### Source material
::::::
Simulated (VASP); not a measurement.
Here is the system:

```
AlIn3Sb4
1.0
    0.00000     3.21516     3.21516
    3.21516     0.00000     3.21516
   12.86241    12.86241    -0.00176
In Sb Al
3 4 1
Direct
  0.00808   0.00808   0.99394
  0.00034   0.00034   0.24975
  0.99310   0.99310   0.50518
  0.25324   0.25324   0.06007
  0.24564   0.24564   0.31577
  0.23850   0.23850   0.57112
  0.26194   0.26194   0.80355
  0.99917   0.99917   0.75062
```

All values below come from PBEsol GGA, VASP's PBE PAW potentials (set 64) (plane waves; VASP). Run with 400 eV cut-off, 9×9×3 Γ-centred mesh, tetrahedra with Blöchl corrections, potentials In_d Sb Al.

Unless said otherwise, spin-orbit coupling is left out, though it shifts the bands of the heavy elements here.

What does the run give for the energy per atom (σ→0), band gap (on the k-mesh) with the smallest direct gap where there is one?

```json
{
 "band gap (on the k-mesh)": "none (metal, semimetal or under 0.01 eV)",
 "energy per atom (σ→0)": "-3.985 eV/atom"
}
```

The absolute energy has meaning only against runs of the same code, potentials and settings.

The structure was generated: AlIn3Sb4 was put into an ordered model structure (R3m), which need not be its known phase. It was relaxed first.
::::::

### Work order
Reproduce the records above exactly, from the first line through the line containing "The absolute energy", and output nothing else.

### Answer space
Simulated (VASP); not a measurement.
Here is the system:

```
AlIn3Sb4
1.0
    0.00000     3.21516     3.21516
    3.21516     0.00000     3.21516
   12.86241    12.86241    -0.00176
In Sb Al
3 4 1
Direct
  0.00808   0.00808   0.99394
  0.00034   0.00034   0.24975
  0.99310   0.99310   0.50518
  0.25324   0.25324   0.06007
  0.24564   0.24564   0.31577
  0.23850   0.23850   0.57112
  0.26194   0.26194   0.80355
  0.99917   0.99917   0.75062
```

All values below come from PBEsol GGA, VASP's PBE PAW potentials (set 64) (plane waves; VASP). Run with 400 eV cut-off, 9×9×3 Γ-centred mesh, tetrahedra with Blöchl corrections, potentials In_d Sb Al.

Unless said otherwise, spin-orbit coupling is left out, though it shifts the bands of the heavy elements here.

What does the run give for the energy per atom (σ→0), band gap (on the k-mesh) with the smallest direct gap where there is one?

```json
{
 "band gap (on the k-mesh)": "none (metal, semimetal or under 0.01 eV)",
 "energy per atom (σ→0)": "-3.985 eV/atom"
}
```

The absolute energy has meaning only against runs of the same code, potentials and settings.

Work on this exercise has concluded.